◆ **REQUIRED ACTION**
Return every entry exactly.

[[ SUPPLIED INFORMATION open ]]

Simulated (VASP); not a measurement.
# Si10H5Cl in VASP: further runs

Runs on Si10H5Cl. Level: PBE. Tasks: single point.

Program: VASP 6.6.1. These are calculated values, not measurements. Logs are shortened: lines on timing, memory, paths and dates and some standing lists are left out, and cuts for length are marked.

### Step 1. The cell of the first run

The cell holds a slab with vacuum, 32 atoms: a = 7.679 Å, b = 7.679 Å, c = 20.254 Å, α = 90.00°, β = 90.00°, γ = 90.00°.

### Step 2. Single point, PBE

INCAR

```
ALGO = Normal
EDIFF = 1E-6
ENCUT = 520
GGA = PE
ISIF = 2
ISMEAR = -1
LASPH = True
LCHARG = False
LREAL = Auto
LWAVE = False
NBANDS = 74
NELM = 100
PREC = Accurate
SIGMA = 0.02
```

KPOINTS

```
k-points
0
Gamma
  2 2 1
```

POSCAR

[[ SUPPLIED INFORMATION closed ]]

◆ **EXERCISE OUTPUT**
Simulated (VASP); not a measurement.
# Si10H5Cl in VASP: further runs

Runs on Si10H5Cl. Level: PBE. Tasks: single point.

Program: VASP 6.6.1. These are calculated values, not measurements. Logs are shortened: lines on timing, memory, paths and dates and some standing lists are left out, and cuts for length are marked.

### Step 1. The cell of the first run

The cell holds a slab with vacuum, 32 atoms: a = 7.679 Å, b = 7.679 Å, c = 20.254 Å, α = 90.00°, β = 90.00°, γ = 90.00°.

### Step 2. Single point, PBE

INCAR

```
ALGO = Normal
EDIFF = 1E-6
ENCUT = 520
GGA = PE
ISIF = 2
ISMEAR = -1
LASPH = True
LCHARG = False
LREAL = Auto
LWAVE = False
NBANDS = 74
NELM = 100
PREC = Accurate
SIGMA = 0.02
```

KPOINTS

```
k-points
0
Gamma
  2 2 1
```

POSCAR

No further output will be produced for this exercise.